**Work task:** When you reach the line that contains "The structure derives" in the data below, start reproducing lines exactly, and stop after the line that contains "Hardware: 4 threads".

**Data excerpts:**
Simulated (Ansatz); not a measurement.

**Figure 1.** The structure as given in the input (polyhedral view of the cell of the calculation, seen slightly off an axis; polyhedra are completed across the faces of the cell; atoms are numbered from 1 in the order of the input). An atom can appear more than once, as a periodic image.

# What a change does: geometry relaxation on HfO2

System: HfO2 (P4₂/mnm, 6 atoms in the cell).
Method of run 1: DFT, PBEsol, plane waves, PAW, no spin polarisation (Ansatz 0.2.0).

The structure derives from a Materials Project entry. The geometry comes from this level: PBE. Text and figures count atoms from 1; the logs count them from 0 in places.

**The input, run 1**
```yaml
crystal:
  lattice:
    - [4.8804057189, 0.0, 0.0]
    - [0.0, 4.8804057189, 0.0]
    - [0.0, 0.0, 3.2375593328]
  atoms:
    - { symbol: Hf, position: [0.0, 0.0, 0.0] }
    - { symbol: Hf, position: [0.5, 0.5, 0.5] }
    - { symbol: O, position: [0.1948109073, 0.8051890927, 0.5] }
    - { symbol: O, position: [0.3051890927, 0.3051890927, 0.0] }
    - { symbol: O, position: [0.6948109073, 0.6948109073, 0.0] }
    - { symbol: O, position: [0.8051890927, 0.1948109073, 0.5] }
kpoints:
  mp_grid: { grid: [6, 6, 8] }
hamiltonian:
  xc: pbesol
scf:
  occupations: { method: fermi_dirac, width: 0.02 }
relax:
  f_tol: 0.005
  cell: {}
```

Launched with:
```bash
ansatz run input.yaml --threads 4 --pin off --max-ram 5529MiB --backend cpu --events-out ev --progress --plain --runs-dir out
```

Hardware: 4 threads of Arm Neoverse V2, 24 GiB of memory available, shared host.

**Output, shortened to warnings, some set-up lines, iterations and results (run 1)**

**Exercise result:**
The structure derives from a Materials Project entry. The geometry comes from this level: PBE. Text and figures count atoms from 1; the logs count them from 0 in places.

**The input, run 1**
```yaml
crystal:
  lattice:
    - [4.8804057189, 0.0, 0.0]
    - [0.0, 4.8804057189, 0.0]
    - [0.0, 0.0, 3.2375593328]
  atoms:
    - { symbol: Hf, position: [0.0, 0.0, 0.0] }
    - { symbol: Hf, position: [0.5, 0.5, 0.5] }
    - { symbol: O, position: [0.1948109073, 0.8051890927, 0.5] }
    - { symbol: O, position: [0.3051890927, 0.3051890927, 0.0] }
    - { symbol: O, position: [0.6948109073, 0.6948109073, 0.0] }
    - { symbol: O, position: [0.8051890927, 0.1948109073, 0.5] }
kpoints:
  mp_grid: { grid: [6, 6, 8] }
hamiltonian:
  xc: pbesol
scf:
  occupations: { method: fermi_dirac, width: 0.02 }
relax:
  f_tol: 0.005
  cell: {}
```

Launched with:
```bash
ansatz run input.yaml --threads 4 --pin off --max-ram 5529MiB --backend cpu --events-out ev --progress --plain --runs-dir out
```

Hardware: 4 threads of Arm Neoverse V2, 24 GiB of memory available, shared host.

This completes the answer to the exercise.